> _Required action_
Copy out exactly the lines from the first line of the material below through the line containing "Write an equivalent", and nothing beyond them.

> _Records supplied_
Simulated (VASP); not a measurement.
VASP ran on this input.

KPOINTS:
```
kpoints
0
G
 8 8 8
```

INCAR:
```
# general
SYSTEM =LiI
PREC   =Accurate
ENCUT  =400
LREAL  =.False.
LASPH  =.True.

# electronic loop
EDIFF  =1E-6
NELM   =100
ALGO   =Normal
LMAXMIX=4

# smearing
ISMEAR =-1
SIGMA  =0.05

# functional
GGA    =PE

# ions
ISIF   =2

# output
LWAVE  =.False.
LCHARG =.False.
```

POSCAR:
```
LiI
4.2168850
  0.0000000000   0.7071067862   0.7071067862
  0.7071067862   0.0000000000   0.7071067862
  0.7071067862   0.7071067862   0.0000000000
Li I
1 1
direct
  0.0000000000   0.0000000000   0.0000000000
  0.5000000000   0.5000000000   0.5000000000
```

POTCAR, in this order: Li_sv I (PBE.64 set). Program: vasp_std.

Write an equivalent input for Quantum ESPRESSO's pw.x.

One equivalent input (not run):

> _Task answer_
Simulated (VASP); not a measurement.
VASP ran on this input.

KPOINTS:
```
kpoints
0
G
 8 8 8
```

INCAR:
```
# general
SYSTEM =LiI
PREC   =Accurate
ENCUT  =400
LREAL  =.False.
LASPH  =.True.

# electronic loop
EDIFF  =1E-6
NELM   =100
ALGO   =Normal
LMAXMIX=4

# smearing
ISMEAR =-1
SIGMA  =0.05

# functional
GGA    =PE

# ions
ISIF   =2

# output
LWAVE  =.False.
LCHARG =.False.
```

POSCAR:
```
LiI
4.2168850
  0.0000000000   0.7071067862   0.7071067862
  0.7071067862   0.0000000000   0.7071067862
  0.7071067862   0.7071067862   0.0000000000
Li I
1 1
direct
  0.0000000000   0.0000000000   0.0000000000
  0.5000000000   0.5000000000   0.5000000000
```

POTCAR, in this order: Li_sv I (PBE.64 set). Program: vasp_std.

Write an equivalent input for Quantum ESPRESSO's pw.x.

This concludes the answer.